BRIEF:
Of the lines below, write out exactly those from the line with "liquid | 1380 |" through the line with "gas | 22.70 |", both included, and skip the rest.

PROVIDED RECORDS:
-- Opening Marker --

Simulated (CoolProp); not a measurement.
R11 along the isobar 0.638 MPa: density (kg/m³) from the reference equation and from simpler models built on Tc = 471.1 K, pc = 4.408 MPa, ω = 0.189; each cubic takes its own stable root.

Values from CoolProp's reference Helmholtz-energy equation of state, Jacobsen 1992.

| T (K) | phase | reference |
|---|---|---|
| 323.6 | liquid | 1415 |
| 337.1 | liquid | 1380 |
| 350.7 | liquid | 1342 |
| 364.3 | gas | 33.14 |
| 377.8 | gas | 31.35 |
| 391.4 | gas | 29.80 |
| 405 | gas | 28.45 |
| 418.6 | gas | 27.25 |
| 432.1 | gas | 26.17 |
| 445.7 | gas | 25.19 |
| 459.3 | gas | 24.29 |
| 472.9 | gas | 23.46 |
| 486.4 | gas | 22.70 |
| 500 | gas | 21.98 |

-- Closing Marker --

ANSWER BOX:
| 337.1 | liquid | 1380 |
| 350.7 | liquid | 1342 |
| 364.3 | gas | 33.14 |
| 377.8 | gas | 31.35 |
| 391.4 | gas | 29.80 |
| 405 | gas | 28.45 |
| 418.6 | gas | 27.25 |
| 432.1 | gas | 26.17 |
| 445.7 | gas | 25.19 |
| 459.3 | gas | 24.29 |
| 472.9 | gas | 23.46 |
| 486.4 | gas | 22.70 |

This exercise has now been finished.